## Requirement
Find the line with "BAs, 2 atoms" in the entries below, then reproduce it and every line after it down to and including the line with "of this run.", exactly.

•••••
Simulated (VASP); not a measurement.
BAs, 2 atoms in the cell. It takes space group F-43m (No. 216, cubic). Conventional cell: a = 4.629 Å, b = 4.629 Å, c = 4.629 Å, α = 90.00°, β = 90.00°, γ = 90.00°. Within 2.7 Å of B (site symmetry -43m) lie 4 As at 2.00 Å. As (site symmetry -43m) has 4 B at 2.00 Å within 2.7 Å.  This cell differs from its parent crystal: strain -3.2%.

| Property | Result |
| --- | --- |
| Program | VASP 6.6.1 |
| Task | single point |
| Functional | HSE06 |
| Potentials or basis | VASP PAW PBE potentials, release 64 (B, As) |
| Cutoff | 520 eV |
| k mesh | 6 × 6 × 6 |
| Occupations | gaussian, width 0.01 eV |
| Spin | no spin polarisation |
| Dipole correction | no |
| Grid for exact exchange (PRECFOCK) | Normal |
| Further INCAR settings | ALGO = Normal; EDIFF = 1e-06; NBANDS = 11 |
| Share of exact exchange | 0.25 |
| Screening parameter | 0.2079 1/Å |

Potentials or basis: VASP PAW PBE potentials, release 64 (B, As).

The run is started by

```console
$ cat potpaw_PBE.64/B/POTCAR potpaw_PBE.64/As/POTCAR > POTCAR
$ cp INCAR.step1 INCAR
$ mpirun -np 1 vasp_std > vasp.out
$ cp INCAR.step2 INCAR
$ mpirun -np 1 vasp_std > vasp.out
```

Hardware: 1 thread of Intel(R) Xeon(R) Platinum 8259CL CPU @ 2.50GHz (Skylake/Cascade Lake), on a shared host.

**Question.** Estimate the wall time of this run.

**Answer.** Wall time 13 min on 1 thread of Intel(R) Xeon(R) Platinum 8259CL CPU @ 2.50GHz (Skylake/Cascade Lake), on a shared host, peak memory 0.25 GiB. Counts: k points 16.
•••••

## Your solution
BAs, 2 atoms in the cell. It takes space group F-43m (No. 216, cubic). Conventional cell: a = 4.629 Å, b = 4.629 Å, c = 4.629 Å, α = 90.00°, β = 90.00°, γ = 90.00°. Within 2.7 Å of B (site symmetry -43m) lie 4 As at 2.00 Å. As (site symmetry -43m) has 4 B at 2.00 Å within 2.7 Å.  This cell differs from its parent crystal: strain -3.2%.

| Property | Result |
| --- | --- |
| Program | VASP 6.6.1 |
| Task | single point |
| Functional | HSE06 |
| Potentials or basis | VASP PAW PBE potentials, release 64 (B, As) |
| Cutoff | 520 eV |
| k mesh | 6 × 6 × 6 |
| Occupations | gaussian, width 0.01 eV |
| Spin | no spin polarisation |
| Dipole correction | no |
| Grid for exact exchange (PRECFOCK) | Normal |
| Further INCAR settings | ALGO = Normal; EDIFF = 1e-06; NBANDS = 11 |
| Share of exact exchange | 0.25 |
| Screening parameter | 0.2079 1/Å |

Potentials or basis: VASP PAW PBE potentials, release 64 (B, As).

The run is started by

```console
$ cat potpaw_PBE.64/B/POTCAR potpaw_PBE.64/As/POTCAR > POTCAR
$ cp INCAR.step1 INCAR
$ mpirun -np 1 vasp_std > vasp.out
$ cp INCAR.step2 INCAR
$ mpirun -np 1 vasp_std > vasp.out
```

Hardware: 1 thread of Intel(R) Xeon(R) Platinum 8259CL CPU @ 2.50GHz (Skylake/Cascade Lake), on a shared host.

**Question.** Estimate the wall time of this run.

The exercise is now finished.